▼

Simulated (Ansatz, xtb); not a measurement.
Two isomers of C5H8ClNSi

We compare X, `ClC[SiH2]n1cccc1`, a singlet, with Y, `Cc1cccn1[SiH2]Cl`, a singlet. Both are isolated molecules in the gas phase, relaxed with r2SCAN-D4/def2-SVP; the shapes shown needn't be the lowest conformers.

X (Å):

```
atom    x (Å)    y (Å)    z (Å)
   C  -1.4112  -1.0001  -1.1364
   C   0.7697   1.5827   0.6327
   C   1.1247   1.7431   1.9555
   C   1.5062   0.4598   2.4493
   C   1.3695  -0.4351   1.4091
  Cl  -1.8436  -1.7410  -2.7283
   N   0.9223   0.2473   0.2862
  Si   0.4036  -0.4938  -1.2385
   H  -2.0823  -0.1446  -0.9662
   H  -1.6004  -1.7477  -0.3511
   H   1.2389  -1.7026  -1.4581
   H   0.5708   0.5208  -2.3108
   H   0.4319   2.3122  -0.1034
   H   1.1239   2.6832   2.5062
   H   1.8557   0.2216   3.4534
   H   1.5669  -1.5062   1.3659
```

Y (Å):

▲

WORK INSTRUCTION: Make an exact copy of every entry.

TASK SOLUTION:
Simulated (Ansatz, xtb); not a measurement.
Two isomers of C5H8ClNSi

We compare X, `ClC[SiH2]n1cccc1`, a singlet, with Y, `Cc1cccn1[SiH2]Cl`, a singlet. Both are isolated molecules in the gas phase, relaxed with r2SCAN-D4/def2-SVP; the shapes shown needn't be the lowest conformers.

X (Å):

```
atom    x (Å)    y (Å)    z (Å)
   C  -1.4112  -1.0001  -1.1364
   C   0.7697   1.5827   0.6327
   C   1.1247   1.7431   1.9555
   C   1.5062   0.4598   2.4493
   C   1.3695  -0.4351   1.4091
  Cl  -1.8436  -1.7410  -2.7283
   N   0.9223   0.2473   0.2862
  Si   0.4036  -0.4938  -1.2385
   H  -2.0823  -0.1446  -0.9662
   H  -1.6004  -1.7477  -0.3511
   H   1.2389  -1.7026  -1.4581
   H   0.5708   0.5208  -2.3108
   H   0.4319   2.3122  -0.1034
   H   1.1239   2.6832   2.5062
   H   1.8557   0.2216   3.4534
   H   1.5669  -1.5062   1.3659
```

Y (Å):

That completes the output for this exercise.